__Exercise__. All of the data is to be restated word for word.

━━━ Dataset extract ━━━
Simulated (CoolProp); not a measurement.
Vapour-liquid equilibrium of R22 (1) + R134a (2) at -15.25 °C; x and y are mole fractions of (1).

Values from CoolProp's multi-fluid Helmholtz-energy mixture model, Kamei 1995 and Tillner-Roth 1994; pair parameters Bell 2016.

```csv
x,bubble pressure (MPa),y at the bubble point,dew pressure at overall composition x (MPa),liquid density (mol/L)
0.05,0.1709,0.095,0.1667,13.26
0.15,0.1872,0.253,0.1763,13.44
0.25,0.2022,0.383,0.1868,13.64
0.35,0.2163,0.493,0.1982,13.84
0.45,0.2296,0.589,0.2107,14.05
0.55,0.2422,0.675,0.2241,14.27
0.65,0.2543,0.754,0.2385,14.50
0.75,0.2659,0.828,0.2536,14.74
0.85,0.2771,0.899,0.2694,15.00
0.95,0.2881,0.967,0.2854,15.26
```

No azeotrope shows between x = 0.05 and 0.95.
━━━

__Exercise answer__.
Simulated (CoolProp); not a measurement.
Vapour-liquid equilibrium of R22 (1) + R134a (2) at -15.25 °C; x and y are mole fractions of (1).

Values from CoolProp's multi-fluid Helmholtz-energy mixture model, Kamei 1995 and Tillner-Roth 1994; pair parameters Bell 2016.

```csv
x,bubble pressure (MPa),y at the bubble point,dew pressure at overall composition x (MPa),liquid density (mol/L)
0.05,0.1709,0.095,0.1667,13.26
0.15,0.1872,0.253,0.1763,13.44
0.25,0.2022,0.383,0.1868,13.64
0.35,0.2163,0.493,0.1982,13.84
0.45,0.2296,0.589,0.2107,14.05
0.55,0.2422,0.675,0.2241,14.27
0.65,0.2543,0.754,0.2385,14.50
0.75,0.2659,0.828,0.2536,14.74
0.85,0.2771,0.899,0.2694,15.00
0.95,0.2881,0.967,0.2854,15.26
```

No azeotrope shows between x = 0.05 and 0.95.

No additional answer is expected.